## Listed entries:
++++++++++

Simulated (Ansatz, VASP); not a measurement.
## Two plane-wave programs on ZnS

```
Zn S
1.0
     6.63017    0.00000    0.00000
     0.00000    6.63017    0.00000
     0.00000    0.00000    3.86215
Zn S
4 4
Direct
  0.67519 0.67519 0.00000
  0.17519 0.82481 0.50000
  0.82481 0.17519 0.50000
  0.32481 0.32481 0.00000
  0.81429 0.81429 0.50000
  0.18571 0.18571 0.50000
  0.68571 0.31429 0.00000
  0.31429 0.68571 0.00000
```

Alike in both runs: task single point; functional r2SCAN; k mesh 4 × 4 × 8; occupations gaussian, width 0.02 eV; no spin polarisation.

++++++++++

A verbatim copy of all the entries is the expected result.

## Task response:
Simulated (Ansatz, VASP); not a measurement.
## Two plane-wave programs on ZnS

```
Zn S
1.0
     6.63017    0.00000    0.00000
     0.00000    6.63017    0.00000
     0.00000    0.00000    3.86215
Zn S
4 4
Direct
  0.67519 0.67519 0.00000
  0.17519 0.82481 0.50000
  0.82481 0.17519 0.50000
  0.32481 0.32481 0.00000
  0.81429 0.81429 0.50000
  0.18571 0.18571 0.50000
  0.68571 0.31429 0.00000
  0.31429 0.68571 0.00000
```

Alike in both runs: task single point; functional r2SCAN; k mesh 4 × 4 × 8; occupations gaussian, width 0.02 eV; no spin polarisation.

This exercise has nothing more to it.